### Dataset excerpts
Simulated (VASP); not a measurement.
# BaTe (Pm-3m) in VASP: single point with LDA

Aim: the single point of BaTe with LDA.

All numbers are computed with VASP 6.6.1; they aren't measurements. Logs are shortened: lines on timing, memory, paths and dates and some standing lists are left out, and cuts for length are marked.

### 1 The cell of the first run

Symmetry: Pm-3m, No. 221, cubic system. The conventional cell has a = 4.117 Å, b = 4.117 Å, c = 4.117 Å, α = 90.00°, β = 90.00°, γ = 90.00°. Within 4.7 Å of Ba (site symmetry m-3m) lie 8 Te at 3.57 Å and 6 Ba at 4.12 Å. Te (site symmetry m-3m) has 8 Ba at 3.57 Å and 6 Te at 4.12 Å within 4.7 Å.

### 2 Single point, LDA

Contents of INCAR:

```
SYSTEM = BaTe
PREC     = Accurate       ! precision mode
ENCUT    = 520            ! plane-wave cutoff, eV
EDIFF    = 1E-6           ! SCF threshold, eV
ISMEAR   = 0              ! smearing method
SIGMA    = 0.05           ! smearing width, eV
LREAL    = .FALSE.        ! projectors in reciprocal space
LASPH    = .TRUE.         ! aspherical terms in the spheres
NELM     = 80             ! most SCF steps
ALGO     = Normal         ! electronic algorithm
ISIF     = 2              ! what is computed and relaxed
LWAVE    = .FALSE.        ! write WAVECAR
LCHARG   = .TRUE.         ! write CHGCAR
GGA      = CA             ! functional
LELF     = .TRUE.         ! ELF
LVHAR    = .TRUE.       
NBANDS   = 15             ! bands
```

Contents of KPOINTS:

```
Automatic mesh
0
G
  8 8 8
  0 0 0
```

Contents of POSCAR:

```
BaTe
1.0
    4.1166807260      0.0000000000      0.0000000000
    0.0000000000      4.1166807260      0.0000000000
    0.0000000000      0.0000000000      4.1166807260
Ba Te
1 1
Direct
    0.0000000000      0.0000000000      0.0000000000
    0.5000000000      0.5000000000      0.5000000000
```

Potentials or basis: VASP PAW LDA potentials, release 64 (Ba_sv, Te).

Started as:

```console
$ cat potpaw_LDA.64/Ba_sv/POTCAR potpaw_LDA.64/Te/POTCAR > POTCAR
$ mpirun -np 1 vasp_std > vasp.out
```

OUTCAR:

### Exercise
Give back exactly the lines from the beginning of the records through the line containing "### 1 The cell of the first run", and only those.

### Answer box
Simulated (VASP); not a measurement.
# BaTe (Pm-3m) in VASP: single point with LDA

Aim: the single point of BaTe with LDA.

All numbers are computed with VASP 6.6.1; they aren't measurements. Logs are shortened: lines on timing, memory, paths and dates and some standing lists are left out, and cuts for length are marked.

### 1 The cell of the first run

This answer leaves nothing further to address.